WORK REQUEST —
Please write out exactly, and only, the lines from the first in the material below to the line containing "Linear response gives", both included.

>>>>

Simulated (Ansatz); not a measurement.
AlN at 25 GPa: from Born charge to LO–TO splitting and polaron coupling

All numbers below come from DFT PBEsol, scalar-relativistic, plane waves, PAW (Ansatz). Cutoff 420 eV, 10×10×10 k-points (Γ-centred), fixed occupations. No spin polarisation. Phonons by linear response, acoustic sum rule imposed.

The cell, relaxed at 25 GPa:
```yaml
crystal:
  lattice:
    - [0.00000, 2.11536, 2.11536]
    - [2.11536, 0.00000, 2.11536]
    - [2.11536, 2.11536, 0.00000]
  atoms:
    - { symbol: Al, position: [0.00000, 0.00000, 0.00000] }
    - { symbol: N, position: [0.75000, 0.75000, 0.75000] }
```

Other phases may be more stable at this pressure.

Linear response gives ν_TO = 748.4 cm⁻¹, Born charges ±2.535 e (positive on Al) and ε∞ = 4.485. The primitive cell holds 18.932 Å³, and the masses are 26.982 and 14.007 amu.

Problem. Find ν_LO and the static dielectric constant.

<<<<

EXERCISE RESULT —
Simulated (Ansatz); not a measurement.
AlN at 25 GPa: from Born charge to LO–TO splitting and polaron coupling

All numbers below come from DFT PBEsol, scalar-relativistic, plane waves, PAW (Ansatz). Cutoff 420 eV, 10×10×10 k-points (Γ-centred), fixed occupations. No spin polarisation. Phonons by linear response, acoustic sum rule imposed.

The cell, relaxed at 25 GPa:
```yaml
crystal:
  lattice:
    - [0.00000, 2.11536, 2.11536]
    - [2.11536, 0.00000, 2.11536]
    - [2.11536, 2.11536, 0.00000]
  atoms:
    - { symbol: Al, position: [0.00000, 0.00000, 0.00000] }
    - { symbol: N, position: [0.75000, 0.75000, 0.75000] }
```

Other phases may be more stable at this pressure.

Linear response gives ν_TO = 748.4 cm⁻¹, Born charges ±2.535 e (positive on Al) and ε∞ = 4.485. The primitive cell holds 18.932 Å³, and the masses are 26.982 and 14.007 amu.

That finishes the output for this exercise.